-- Requirement --
Output the opening lines of the records exactly. End with the line that contains "Problem. Where does".

= Beginning of Section =

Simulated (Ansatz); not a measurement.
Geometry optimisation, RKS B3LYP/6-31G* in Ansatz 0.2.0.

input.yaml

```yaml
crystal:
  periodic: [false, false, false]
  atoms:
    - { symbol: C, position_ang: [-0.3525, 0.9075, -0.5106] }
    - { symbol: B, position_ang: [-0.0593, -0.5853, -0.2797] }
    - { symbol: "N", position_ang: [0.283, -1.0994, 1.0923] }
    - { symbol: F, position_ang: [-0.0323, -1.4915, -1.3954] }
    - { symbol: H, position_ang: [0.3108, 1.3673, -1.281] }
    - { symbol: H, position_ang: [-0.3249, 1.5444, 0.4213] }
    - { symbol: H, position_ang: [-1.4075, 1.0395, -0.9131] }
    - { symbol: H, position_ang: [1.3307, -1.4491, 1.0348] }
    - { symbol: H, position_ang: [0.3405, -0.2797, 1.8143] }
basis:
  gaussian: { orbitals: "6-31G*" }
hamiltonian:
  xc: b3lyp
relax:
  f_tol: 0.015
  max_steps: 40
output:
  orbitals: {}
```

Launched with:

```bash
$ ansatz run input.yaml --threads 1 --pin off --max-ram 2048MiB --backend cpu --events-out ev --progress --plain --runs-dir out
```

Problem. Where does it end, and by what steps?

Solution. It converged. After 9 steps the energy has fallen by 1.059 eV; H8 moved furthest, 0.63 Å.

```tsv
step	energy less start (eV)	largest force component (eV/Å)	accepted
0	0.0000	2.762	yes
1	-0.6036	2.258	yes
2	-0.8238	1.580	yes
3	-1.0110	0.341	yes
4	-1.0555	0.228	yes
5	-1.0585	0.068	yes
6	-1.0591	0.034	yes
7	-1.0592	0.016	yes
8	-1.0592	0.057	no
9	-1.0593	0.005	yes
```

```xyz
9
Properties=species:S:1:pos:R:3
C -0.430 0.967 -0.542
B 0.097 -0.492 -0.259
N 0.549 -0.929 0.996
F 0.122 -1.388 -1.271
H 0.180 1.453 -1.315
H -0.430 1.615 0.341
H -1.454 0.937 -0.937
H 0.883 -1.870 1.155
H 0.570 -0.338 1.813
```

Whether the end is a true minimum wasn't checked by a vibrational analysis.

= End of Section =

-- Task solution --
Simulated (Ansatz); not a measurement.
Geometry optimisation, RKS B3LYP/6-31G* in Ansatz 0.2.0.

input.yaml

```yaml
crystal:
  periodic: [false, false, false]
  atoms:
    - { symbol: C, position_ang: [-0.3525, 0.9075, -0.5106] }
    - { symbol: B, position_ang: [-0.0593, -0.5853, -0.2797] }
    - { symbol: "N", position_ang: [0.283, -1.0994, 1.0923] }
    - { symbol: F, position_ang: [-0.0323, -1.4915, -1.3954] }
    - { symbol: H, position_ang: [0.3108, 1.3673, -1.281] }
    - { symbol: H, position_ang: [-0.3249, 1.5444, 0.4213] }
    - { symbol: H, position_ang: [-1.4075, 1.0395, -0.9131] }
    - { symbol: H, position_ang: [1.3307, -1.4491, 1.0348] }
    - { symbol: H, position_ang: [0.3405, -0.2797, 1.8143] }
basis:
  gaussian: { orbitals: "6-31G*" }
hamiltonian:
  xc: b3lyp
relax:
  f_tol: 0.015
  max_steps: 40
output:
  orbitals: {}
```

Launched with:

```bash
$ ansatz run input.yaml --threads 1 --pin off --max-ram 2048MiB --backend cpu --events-out ev --progress --plain --runs-dir out
```

Problem. Where does it end, and by what steps?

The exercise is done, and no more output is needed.